- **ACTIVITY**
Restate word for word the lines of the data below, from the first through the one that has "These protons share".

- **SUPPLIED RECORDS**

^^^^

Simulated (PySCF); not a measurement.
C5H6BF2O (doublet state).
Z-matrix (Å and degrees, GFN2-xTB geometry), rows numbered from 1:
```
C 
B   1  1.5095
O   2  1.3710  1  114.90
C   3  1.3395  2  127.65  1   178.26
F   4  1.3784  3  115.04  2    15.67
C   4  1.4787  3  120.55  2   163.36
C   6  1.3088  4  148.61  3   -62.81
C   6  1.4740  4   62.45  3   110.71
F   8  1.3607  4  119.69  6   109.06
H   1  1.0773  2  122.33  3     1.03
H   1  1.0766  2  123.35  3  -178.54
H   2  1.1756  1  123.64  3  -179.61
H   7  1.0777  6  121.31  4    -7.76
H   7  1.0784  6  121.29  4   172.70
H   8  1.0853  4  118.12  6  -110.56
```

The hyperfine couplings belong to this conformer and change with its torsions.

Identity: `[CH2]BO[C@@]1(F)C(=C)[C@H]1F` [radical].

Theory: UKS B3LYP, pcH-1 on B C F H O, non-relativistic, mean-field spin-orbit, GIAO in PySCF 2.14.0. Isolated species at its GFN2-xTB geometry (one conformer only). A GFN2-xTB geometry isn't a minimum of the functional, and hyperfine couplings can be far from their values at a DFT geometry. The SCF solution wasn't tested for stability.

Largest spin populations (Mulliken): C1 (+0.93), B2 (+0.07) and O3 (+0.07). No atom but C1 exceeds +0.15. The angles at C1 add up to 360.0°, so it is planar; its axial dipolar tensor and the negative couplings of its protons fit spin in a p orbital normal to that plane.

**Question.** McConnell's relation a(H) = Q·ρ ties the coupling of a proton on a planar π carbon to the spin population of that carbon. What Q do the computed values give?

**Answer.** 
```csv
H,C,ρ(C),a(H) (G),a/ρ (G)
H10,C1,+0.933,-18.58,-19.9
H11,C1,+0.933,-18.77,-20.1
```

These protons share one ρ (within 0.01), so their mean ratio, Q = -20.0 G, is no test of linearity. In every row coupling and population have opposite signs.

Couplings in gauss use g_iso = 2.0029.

^^^^

- **TASK OUTPUT**
Simulated (PySCF); not a measurement.
C5H6BF2O (doublet state).
Z-matrix (Å and degrees, GFN2-xTB geometry), rows numbered from 1:
```
C 
B   1  1.5095
O   2  1.3710  1  114.90
C   3  1.3395  2  127.65  1   178.26
F   4  1.3784  3  115.04  2    15.67
C   4  1.4787  3  120.55  2   163.36
C   6  1.3088  4  148.61  3   -62.81
C   6  1.4740  4   62.45  3   110.71
F   8  1.3607  4  119.69  6   109.06
H   1  1.0773  2  122.33  3     1.03
H   1  1.0766  2  123.35  3  -178.54
H   2  1.1756  1  123.64  3  -179.61
H   7  1.0777  6  121.31  4    -7.76
H   7  1.0784  6  121.29  4   172.70
H   8  1.0853  4  118.12  6  -110.56
```

The hyperfine couplings belong to this conformer and change with its torsions.

Identity: `[CH2]BO[C@@]1(F)C(=C)[C@H]1F` [radical].

Theory: UKS B3LYP, pcH-1 on B C F H O, non-relativistic, mean-field spin-orbit, GIAO in PySCF 2.14.0. Isolated species at its GFN2-xTB geometry (one conformer only). A GFN2-xTB geometry isn't a minimum of the functional, and hyperfine couplings can be far from their values at a DFT geometry. The SCF solution wasn't tested for stability.

Largest spin populations (Mulliken): C1 (+0.93), B2 (+0.07) and O3 (+0.07). No atom but C1 exceeds +0.15. The angles at C1 add up to 360.0°, so it is planar; its axial dipolar tensor and the negative couplings of its protons fit spin in a p orbital normal to that plane.

**Question.** McConnell's relation a(H) = Q·ρ ties the coupling of a proton on a planar π carbon to the spin population of that carbon. What Q do the computed values give?

**Answer.** 
```csv
H,C,ρ(C),a(H) (G),a/ρ (G)
H10,C1,+0.933,-18.58,-19.9
H11,C1,+0.933,-18.77,-20.1
```

These protons share one ρ (within 0.01), so their mean ratio, Q = -20.0 G, is no test of linearity. In every row coupling and population have opposite signs.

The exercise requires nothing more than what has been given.